****************

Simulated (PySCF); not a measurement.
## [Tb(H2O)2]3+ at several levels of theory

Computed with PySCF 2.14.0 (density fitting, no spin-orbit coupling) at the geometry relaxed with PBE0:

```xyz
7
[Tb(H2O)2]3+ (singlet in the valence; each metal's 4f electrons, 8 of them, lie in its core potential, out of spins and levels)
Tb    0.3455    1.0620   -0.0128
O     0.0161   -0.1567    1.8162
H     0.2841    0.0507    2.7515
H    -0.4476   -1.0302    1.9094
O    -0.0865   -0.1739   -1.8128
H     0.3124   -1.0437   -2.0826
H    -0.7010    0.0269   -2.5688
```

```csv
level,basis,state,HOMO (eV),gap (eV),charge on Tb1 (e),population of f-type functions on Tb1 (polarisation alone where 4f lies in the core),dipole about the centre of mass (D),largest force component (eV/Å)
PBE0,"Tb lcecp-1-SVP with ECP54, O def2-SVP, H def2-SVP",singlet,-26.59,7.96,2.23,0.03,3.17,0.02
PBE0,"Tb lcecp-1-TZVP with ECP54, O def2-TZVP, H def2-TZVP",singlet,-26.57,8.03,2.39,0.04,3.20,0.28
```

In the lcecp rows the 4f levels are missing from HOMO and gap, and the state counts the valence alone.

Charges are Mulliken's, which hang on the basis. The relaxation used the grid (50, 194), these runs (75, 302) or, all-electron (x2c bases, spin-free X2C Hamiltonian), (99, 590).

****************

▸ **Work item**
When you retype the data above, start at its first line, stop after the line containing "In the lcecp", and leave out everything else.

▸ **Task response**
Simulated (PySCF); not a measurement.
## [Tb(H2O)2]3+ at several levels of theory

Computed with PySCF 2.14.0 (density fitting, no spin-orbit coupling) at the geometry relaxed with PBE0:

```xyz
7
[Tb(H2O)2]3+ (singlet in the valence; each metal's 4f electrons, 8 of them, lie in its core potential, out of spins and levels)
Tb    0.3455    1.0620   -0.0128
O     0.0161   -0.1567    1.8162
H     0.2841    0.0507    2.7515
H    -0.4476   -1.0302    1.9094
O    -0.0865   -0.1739   -1.8128
H     0.3124   -1.0437   -2.0826
H    -0.7010    0.0269   -2.5688
```

```csv
level,basis,state,HOMO (eV),gap (eV),charge on Tb1 (e),population of f-type functions on Tb1 (polarisation alone where 4f lies in the core),dipole about the centre of mass (D),largest force component (eV/Å)
PBE0,"Tb lcecp-1-SVP with ECP54, O def2-SVP, H def2-SVP",singlet,-26.59,7.96,2.23,0.03,3.17,0.02
PBE0,"Tb lcecp-1-TZVP with ECP54, O def2-TZVP, H def2-TZVP",singlet,-26.57,8.03,2.39,0.04,3.20,0.28
```

In the lcecp rows the 4f levels are missing from HOMO and gap, and the state counts the valence alone.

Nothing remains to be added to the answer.